§ Brief
Reproduce the full listing that follows, matching it exactly.

··········

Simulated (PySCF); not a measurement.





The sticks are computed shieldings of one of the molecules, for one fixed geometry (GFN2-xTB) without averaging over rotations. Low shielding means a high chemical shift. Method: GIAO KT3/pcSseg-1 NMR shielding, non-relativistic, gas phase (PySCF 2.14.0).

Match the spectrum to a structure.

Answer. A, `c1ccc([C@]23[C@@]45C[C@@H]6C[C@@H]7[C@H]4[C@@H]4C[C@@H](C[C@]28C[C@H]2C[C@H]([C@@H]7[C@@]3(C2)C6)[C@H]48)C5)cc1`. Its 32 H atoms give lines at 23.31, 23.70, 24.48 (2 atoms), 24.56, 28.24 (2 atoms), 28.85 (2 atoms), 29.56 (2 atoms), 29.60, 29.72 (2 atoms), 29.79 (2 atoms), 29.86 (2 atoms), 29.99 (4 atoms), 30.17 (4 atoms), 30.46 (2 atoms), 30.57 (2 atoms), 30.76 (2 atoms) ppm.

··········

§ Exercise output
Simulated (PySCF); not a measurement.





The sticks are computed shieldings of one of the molecules, for one fixed geometry (GFN2-xTB) without averaging over rotations. Low shielding means a high chemical shift. Method: GIAO KT3/pcSseg-1 NMR shielding, non-relativistic, gas phase (PySCF 2.14.0).

Match the spectrum to a structure.

Answer. A, `c1ccc([C@]23[C@@]45C[C@@H]6C[C@@H]7[C@H]4[C@@H]4C[C@@H](C[C@]28C[C@H]2C[C@H]([C@@H]7[C@@]3(C2)C6)[C@H]48)C5)cc1`. Its 32 H atoms give lines at 23.31, 23.70, 24.48 (2 atoms), 24.56, 28.24 (2 atoms), 28.85 (2 atoms), 29.56 (2 atoms), 29.60, 29.72 (2 atoms), 29.79 (2 atoms), 29.86 (2 atoms), 29.99 (4 atoms), 30.17 (4 atoms), 30.46 (2 atoms), 30.57 (2 atoms), 30.76 (2 atoms) ppm.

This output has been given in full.